**Record set**
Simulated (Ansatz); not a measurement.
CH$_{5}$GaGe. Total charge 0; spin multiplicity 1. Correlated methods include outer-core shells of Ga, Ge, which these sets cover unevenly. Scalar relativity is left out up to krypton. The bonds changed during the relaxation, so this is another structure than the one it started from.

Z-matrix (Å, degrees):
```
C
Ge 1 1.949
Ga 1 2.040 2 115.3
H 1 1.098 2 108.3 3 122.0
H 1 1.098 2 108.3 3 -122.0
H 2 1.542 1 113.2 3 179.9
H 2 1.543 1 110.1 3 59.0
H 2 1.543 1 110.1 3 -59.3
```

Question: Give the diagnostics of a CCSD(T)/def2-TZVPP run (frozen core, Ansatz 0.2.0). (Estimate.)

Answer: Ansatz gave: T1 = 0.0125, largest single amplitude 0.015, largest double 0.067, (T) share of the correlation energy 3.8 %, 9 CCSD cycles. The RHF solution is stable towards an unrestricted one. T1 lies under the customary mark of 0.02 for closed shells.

**Assigned task**
Give back the entries above exactly as they are, from their first line through the line that contains "Question: Give the", both included, with nothing else.

**Task output**
Simulated (Ansatz); not a measurement.
CH$_{5}$GaGe. Total charge 0; spin multiplicity 1. Correlated methods include outer-core shells of Ga, Ge, which these sets cover unevenly. Scalar relativity is left out up to krypton. The bonds changed during the relaxation, so this is another structure than the one it started from.

Z-matrix (Å, degrees):
```
C
Ge 1 1.949
Ga 1 2.040 2 115.3
H 1 1.098 2 108.3 3 122.0
H 1 1.098 2 108.3 3 -122.0
H 2 1.542 1 113.2 3 179.9
H 2 1.543 1 110.1 3 59.0
H 2 1.543 1 110.1 3 -59.3
```

Question: Give the diagnostics of a CCSD(T)/def2-TZVPP run (frozen core, Ansatz 0.2.0). (Estimate.)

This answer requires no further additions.